• _Assigned task_
Reproduce the whole listing, character for character.

• _Excerpted records_
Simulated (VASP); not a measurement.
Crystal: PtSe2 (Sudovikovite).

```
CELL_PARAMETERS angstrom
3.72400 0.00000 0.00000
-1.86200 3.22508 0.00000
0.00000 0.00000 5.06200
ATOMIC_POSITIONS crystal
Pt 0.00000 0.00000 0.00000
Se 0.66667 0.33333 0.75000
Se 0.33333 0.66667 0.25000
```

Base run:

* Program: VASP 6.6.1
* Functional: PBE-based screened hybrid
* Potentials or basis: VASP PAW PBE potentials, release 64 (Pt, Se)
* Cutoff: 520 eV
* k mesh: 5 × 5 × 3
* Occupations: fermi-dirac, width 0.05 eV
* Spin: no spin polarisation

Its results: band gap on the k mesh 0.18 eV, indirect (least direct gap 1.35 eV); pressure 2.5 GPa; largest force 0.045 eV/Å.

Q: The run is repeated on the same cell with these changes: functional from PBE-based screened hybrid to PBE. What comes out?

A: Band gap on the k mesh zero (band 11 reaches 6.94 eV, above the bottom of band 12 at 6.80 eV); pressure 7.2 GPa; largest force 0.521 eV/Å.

• _Task answer_
Simulated (VASP); not a measurement.
Crystal: PtSe2 (Sudovikovite).

```
CELL_PARAMETERS angstrom
3.72400 0.00000 0.00000
-1.86200 3.22508 0.00000
0.00000 0.00000 5.06200
ATOMIC_POSITIONS crystal
Pt 0.00000 0.00000 0.00000
Se 0.66667 0.33333 0.75000
Se 0.33333 0.66667 0.25000
```

Base run:

* Program: VASP 6.6.1
* Functional: PBE-based screened hybrid
* Potentials or basis: VASP PAW PBE potentials, release 64 (Pt, Se)
* Cutoff: 520 eV
* k mesh: 5 × 5 × 3
* Occupations: fermi-dirac, width 0.05 eV
* Spin: no spin polarisation

Its results: band gap on the k mesh 0.18 eV, indirect (least direct gap 1.35 eV); pressure 2.5 GPa; largest force 0.045 eV/Å.

Q: The run is repeated on the same cell with these changes: functional from PBE-based screened hybrid to PBE. What comes out?

A: Band gap on the k mesh zero (band 11 reaches 6.94 eV, above the bottom of band 12 at 6.80 eV); pressure 7.2 GPa; largest force 0.521 eV/Å.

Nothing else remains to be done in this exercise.